**Work instruction:** Word for word, restate every entry shown below.

━━━━━━━━━━━━━━━━━━━━━━━━━━━━━━

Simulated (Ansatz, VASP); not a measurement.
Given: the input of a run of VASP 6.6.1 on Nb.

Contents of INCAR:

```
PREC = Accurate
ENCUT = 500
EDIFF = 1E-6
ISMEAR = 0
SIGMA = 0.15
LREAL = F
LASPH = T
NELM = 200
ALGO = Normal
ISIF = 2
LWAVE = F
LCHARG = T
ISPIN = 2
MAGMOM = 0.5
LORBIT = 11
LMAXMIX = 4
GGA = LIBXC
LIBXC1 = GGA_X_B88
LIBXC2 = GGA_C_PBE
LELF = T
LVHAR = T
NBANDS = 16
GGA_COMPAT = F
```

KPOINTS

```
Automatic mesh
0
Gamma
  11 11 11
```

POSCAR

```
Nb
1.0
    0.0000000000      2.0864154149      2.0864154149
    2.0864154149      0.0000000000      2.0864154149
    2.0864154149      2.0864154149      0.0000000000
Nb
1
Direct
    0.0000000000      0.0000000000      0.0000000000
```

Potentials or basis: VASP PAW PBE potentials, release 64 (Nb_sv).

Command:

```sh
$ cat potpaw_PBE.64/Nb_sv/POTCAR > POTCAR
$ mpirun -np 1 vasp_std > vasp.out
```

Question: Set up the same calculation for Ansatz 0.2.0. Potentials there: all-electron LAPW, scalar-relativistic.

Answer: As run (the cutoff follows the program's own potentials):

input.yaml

━━━━━━━━━━━━━━━━━━━━━━━━━━━━━━

**Answer section:**
Simulated (Ansatz, VASP); not a measurement.
Given: the input of a run of VASP 6.6.1 on Nb.

Contents of INCAR:

```
PREC = Accurate
ENCUT = 500
EDIFF = 1E-6
ISMEAR = 0
SIGMA = 0.15
LREAL = F
LASPH = T
NELM = 200
ALGO = Normal
ISIF = 2
LWAVE = F
LCHARG = T
ISPIN = 2
MAGMOM = 0.5
LORBIT = 11
LMAXMIX = 4
GGA = LIBXC
LIBXC1 = GGA_X_B88
LIBXC2 = GGA_C_PBE
LELF = T
LVHAR = T
NBANDS = 16
GGA_COMPAT = F
```

KPOINTS

```
Automatic mesh
0
Gamma
  11 11 11
```

POSCAR

```
Nb
1.0
    0.0000000000      2.0864154149      2.0864154149
    2.0864154149      0.0000000000      2.0864154149
    2.0864154149      2.0864154149      0.0000000000
Nb
1
Direct
    0.0000000000      0.0000000000      0.0000000000
```

Potentials or basis: VASP PAW PBE potentials, release 64 (Nb_sv).

Command:

```sh
$ cat potpaw_PBE.64/Nb_sv/POTCAR > POTCAR
$ mpirun -np 1 vasp_std > vasp.out
```

Question: Set up the same calculation for Ansatz 0.2.0. Potentials there: all-electron LAPW, scalar-relativistic.

Answer: As run (the cutoff follows the program's own potentials):

input.yaml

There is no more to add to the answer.